[Opening EXCERPTED RECORDS section]

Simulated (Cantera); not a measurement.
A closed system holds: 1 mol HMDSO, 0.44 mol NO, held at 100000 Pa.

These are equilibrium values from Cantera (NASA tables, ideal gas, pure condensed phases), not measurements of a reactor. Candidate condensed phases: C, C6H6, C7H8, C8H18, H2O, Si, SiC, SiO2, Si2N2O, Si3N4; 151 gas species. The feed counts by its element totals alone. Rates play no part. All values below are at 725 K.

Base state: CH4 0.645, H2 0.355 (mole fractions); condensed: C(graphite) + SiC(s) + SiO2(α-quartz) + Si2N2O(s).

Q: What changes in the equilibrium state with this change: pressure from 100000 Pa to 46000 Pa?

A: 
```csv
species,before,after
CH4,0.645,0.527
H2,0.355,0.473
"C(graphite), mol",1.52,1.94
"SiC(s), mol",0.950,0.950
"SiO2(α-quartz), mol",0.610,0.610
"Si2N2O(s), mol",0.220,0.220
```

[Closing EXCERPTED RECORDS section]

◆ WORK INSTRUCTION: Print out the entire listing. Keep every line exact.

◆ TASK ANSWER:
Simulated (Cantera); not a measurement.
A closed system holds: 1 mol HMDSO, 0.44 mol NO, held at 100000 Pa.

These are equilibrium values from Cantera (NASA tables, ideal gas, pure condensed phases), not measurements of a reactor. Candidate condensed phases: C, C6H6, C7H8, C8H18, H2O, Si, SiC, SiO2, Si2N2O, Si3N4; 151 gas species. The feed counts by its element totals alone. Rates play no part. All values below are at 725 K.

Base state: CH4 0.645, H2 0.355 (mole fractions); condensed: C(graphite) + SiC(s) + SiO2(α-quartz) + Si2N2O(s).

Q: What changes in the equilibrium state with this change: pressure from 100000 Pa to 46000 Pa?

A: 
```csv
species,before,after
CH4,0.645,0.527
H2,0.355,0.473
"C(graphite), mol",1.52,1.94
"SiC(s), mol",0.950,0.950
"SiO2(α-quartz), mol",0.610,0.610
"Si2N2O(s), mol",0.220,0.220
```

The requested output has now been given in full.